Work request
Starting at the first line of the listing below and ending at the line with "LDA's correlation is", copy each line exactly.

Recorded data
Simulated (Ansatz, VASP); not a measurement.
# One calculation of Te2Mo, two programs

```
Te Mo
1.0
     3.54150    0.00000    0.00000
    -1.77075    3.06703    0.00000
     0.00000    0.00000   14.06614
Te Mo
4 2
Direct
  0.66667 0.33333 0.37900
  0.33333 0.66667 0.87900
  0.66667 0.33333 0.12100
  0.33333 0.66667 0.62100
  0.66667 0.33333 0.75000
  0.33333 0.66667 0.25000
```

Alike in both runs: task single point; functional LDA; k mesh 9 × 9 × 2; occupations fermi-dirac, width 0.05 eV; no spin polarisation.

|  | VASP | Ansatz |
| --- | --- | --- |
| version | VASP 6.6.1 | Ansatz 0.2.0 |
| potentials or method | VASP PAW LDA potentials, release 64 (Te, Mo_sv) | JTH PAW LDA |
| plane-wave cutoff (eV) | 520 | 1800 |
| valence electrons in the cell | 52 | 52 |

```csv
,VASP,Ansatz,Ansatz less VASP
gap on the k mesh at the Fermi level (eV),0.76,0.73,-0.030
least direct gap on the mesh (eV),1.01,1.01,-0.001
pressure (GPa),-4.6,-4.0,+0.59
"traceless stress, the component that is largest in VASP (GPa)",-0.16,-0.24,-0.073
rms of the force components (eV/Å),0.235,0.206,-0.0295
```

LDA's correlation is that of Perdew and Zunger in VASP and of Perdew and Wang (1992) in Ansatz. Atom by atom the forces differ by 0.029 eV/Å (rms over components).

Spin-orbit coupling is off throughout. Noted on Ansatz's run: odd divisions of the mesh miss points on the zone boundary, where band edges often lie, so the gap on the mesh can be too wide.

Task response
Simulated (Ansatz, VASP); not a measurement.
# One calculation of Te2Mo, two programs

```
Te Mo
1.0
     3.54150    0.00000    0.00000
    -1.77075    3.06703    0.00000
     0.00000    0.00000   14.06614
Te Mo
4 2
Direct
  0.66667 0.33333 0.37900
  0.33333 0.66667 0.87900
  0.66667 0.33333 0.12100
  0.33333 0.66667 0.62100
  0.66667 0.33333 0.75000
  0.33333 0.66667 0.25000
```

Alike in both runs: task single point; functional LDA; k mesh 9 × 9 × 2; occupations fermi-dirac, width 0.05 eV; no spin polarisation.

|  | VASP | Ansatz |
| --- | --- | --- |
| version | VASP 6.6.1 | Ansatz 0.2.0 |
| potentials or method | VASP PAW LDA potentials, release 64 (Te, Mo_sv) | JTH PAW LDA |
| plane-wave cutoff (eV) | 520 | 1800 |
| valence electrons in the cell | 52 | 52 |

```csv
,VASP,Ansatz,Ansatz less VASP
gap on the k mesh at the Fermi level (eV),0.76,0.73,-0.030
least direct gap on the mesh (eV),1.01,1.01,-0.001
pressure (GPa),-4.6,-4.0,+0.59
"traceless stress, the component that is largest in VASP (GPa)",-0.16,-0.24,-0.073
rms of the force components (eV/Å),0.235,0.206,-0.0295
```

LDA's correlation is that of Perdew and Zunger in VASP and of Perdew and Wang (1992) in Ansatz. Atom by atom the forces differ by 0.029 eV/Å (rms over components).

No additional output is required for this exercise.